• _Work instruction_: Print, from the listing below, the lines starting at the line containing "Space group P4_12_12" and ending at the line containing "At O V_zz runs", exactly as they stand, and print nothing else.

▼

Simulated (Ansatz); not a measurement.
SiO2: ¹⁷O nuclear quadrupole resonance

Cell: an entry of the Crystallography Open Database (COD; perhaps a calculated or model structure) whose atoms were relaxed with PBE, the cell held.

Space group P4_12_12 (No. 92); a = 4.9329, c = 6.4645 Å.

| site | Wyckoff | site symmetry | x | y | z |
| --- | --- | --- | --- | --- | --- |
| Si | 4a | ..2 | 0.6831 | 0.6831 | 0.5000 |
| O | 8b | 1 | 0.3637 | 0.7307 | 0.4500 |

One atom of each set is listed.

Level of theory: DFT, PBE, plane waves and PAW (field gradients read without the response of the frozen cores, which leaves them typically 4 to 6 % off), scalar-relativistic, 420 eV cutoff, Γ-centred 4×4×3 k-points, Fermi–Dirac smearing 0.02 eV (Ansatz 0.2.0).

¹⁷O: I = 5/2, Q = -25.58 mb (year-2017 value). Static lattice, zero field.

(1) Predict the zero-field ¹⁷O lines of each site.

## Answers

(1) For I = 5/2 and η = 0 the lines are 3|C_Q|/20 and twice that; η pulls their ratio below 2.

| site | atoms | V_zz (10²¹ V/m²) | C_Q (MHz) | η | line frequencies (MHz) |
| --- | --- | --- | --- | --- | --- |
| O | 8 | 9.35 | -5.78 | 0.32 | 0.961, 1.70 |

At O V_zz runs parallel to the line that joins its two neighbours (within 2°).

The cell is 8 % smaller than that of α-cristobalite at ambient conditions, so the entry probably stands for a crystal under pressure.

▲

• _Exercise answer_:
Space group P4_12_12 (No. 92); a = 4.9329, c = 6.4645 Å.

| site | Wyckoff | site symmetry | x | y | z |
| --- | --- | --- | --- | --- | --- |
| Si | 4a | ..2 | 0.6831 | 0.6831 | 0.5000 |
| O | 8b | 1 | 0.3637 | 0.7307 | 0.4500 |

One atom of each set is listed.

Level of theory: DFT, PBE, plane waves and PAW (field gradients read without the response of the frozen cores, which leaves them typically 4 to 6 % off), scalar-relativistic, 420 eV cutoff, Γ-centred 4×4×3 k-points, Fermi–Dirac smearing 0.02 eV (Ansatz 0.2.0).

¹⁷O: I = 5/2, Q = -25.58 mb (year-2017 value). Static lattice, zero field.

(1) Predict the zero-field ¹⁷O lines of each site.

## Answers

(1) For I = 5/2 and η = 0 the lines are 3|C_Q|/20 and twice that; η pulls their ratio below 2.

| site | atoms | V_zz (10²¹ V/m²) | C_Q (MHz) | η | line frequencies (MHz) |
| --- | --- | --- | --- | --- | --- |
| O | 8 | 9.35 | -5.78 | 0.32 | 0.961, 1.70 |

At O V_zz runs parallel to the line that joins its two neighbours (within 2°).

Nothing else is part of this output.